> _Activity_:
Take the records underneath and set them down exactly.

-------- Given entries --------

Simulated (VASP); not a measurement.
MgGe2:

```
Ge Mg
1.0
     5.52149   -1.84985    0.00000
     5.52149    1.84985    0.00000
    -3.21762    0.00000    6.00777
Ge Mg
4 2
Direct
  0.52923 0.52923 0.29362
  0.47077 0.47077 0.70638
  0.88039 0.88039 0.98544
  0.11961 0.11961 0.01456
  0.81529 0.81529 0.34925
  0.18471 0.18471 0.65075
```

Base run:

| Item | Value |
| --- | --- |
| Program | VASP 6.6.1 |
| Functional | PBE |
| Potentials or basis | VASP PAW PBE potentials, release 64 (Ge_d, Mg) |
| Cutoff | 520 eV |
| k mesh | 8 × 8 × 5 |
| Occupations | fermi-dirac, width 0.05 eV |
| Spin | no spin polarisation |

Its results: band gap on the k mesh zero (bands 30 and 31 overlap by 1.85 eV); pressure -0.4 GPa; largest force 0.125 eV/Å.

--------

> _Written answer_:
Simulated (VASP); not a measurement.
MgGe2:

```
Ge Mg
1.0
     5.52149   -1.84985    0.00000
     5.52149    1.84985    0.00000
    -3.21762    0.00000    6.00777
Ge Mg
4 2
Direct
  0.52923 0.52923 0.29362
  0.47077 0.47077 0.70638
  0.88039 0.88039 0.98544
  0.11961 0.11961 0.01456
  0.81529 0.81529 0.34925
  0.18471 0.18471 0.65075
```

Base run:

| Item | Value |
| --- | --- |
| Program | VASP 6.6.1 |
| Functional | PBE |
| Potentials or basis | VASP PAW PBE potentials, release 64 (Ge_d, Mg) |
| Cutoff | 520 eV |
| k mesh | 8 × 8 × 5 |
| Occupations | fermi-dirac, width 0.05 eV |
| Spin | no spin polarisation |

Its results: band gap on the k mesh zero (bands 30 and 31 overlap by 1.85 eV); pressure -0.4 GPa; largest force 0.125 eV/Å.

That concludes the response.